= Beginning of Section =

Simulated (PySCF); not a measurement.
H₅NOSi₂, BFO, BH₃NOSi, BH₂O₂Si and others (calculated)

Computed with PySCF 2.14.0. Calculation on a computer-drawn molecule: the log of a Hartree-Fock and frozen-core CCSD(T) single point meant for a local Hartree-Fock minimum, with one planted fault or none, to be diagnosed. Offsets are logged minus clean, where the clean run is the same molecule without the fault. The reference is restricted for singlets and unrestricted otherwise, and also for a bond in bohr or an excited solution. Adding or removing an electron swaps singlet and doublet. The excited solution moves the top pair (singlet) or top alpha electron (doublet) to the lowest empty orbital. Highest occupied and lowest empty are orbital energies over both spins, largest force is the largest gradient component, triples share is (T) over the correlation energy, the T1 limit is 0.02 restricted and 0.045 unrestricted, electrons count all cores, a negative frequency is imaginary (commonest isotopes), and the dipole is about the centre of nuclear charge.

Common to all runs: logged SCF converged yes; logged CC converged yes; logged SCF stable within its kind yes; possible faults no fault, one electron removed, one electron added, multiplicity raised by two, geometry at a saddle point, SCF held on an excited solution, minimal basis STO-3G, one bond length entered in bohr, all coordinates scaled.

= End of Section =

→ Work task
Look back at the entries above and repeat, unchanged, every line from the line holding "H₅NOSi₂, BFO, BH₃NOSi, BH₂O₂Si" through the line holding "Computed with PySCF".

→ Task response
H₅NOSi₂, BFO, BH₃NOSi, BH₂O₂Si and others (calculated)

Computed with PySCF 2.14.0. Calculation on a computer-drawn molecule: the log of a Hartree-Fock and frozen-core CCSD(T) single point meant for a local Hartree-Fock minimum, with one planted fault or none, to be diagnosed. Offsets are logged minus clean, where the clean run is the same molecule without the fault. The reference is restricted for singlets and unrestricted otherwise, and also for a bond in bohr or an excited solution. Adding or removing an electron swaps singlet and doublet. The excited solution moves the top pair (singlet) or top alpha electron (doublet) to the lowest empty orbital. Highest occupied and lowest empty are orbital energies over both spins, largest force is the largest gradient component, triples share is (T) over the correlation energy, the T1 limit is 0.02 restricted and 0.045 unrestricted, electrons count all cores, a negative frequency is imaginary (commonest isotopes), and the dipole is about the centre of nuclear charge.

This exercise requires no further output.